◆ ACTIVITY
Repeat exactly the lines of the entries below from the one with "Figure 1: AuCl3(PH3)" through the one with "Q: Which panel", both ends included, and nothing else.

◆ EXTRACTED ENTRIES
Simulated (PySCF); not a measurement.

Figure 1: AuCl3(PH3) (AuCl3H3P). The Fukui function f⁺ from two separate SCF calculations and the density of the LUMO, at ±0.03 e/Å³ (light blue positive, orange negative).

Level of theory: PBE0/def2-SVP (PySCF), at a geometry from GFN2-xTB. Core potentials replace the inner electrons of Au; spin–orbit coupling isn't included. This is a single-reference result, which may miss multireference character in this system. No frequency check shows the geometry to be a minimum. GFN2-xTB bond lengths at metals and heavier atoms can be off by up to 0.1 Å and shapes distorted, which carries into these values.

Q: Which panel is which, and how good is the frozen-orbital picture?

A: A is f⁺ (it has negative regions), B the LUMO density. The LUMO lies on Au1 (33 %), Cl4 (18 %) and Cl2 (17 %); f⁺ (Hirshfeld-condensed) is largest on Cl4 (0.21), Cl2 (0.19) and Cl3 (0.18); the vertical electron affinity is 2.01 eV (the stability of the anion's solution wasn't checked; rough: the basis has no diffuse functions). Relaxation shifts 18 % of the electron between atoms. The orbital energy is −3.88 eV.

◆ WRITTEN SOLUTION
Figure 1: AuCl3(PH3) (AuCl3H3P). The Fukui function f⁺ from two separate SCF calculations and the density of the LUMO, at ±0.03 e/Å³ (light blue positive, orange negative).

Level of theory: PBE0/def2-SVP (PySCF), at a geometry from GFN2-xTB. Core potentials replace the inner electrons of Au; spin–orbit coupling isn't included. This is a single-reference result, which may miss multireference character in this system. No frequency check shows the geometry to be a minimum. GFN2-xTB bond lengths at metals and heavier atoms can be off by up to 0.1 Å and shapes distorted, which carries into these values.

Q: Which panel is which, and how good is the frozen-orbital picture?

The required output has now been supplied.